**Requirement:** The required output is the complete data, repeated without alteration.

**Input data:**
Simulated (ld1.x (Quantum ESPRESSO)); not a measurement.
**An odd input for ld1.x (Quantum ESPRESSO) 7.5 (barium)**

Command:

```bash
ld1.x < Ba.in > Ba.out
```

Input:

**Written solution:**
Simulated (ld1.x (Quantum ESPRESSO)); not a measurement.
**An odd input for ld1.x (Quantum ESPRESSO) 7.5 (barium)**

Command:

```bash
ld1.x < Ba.in > Ba.out
```

Input:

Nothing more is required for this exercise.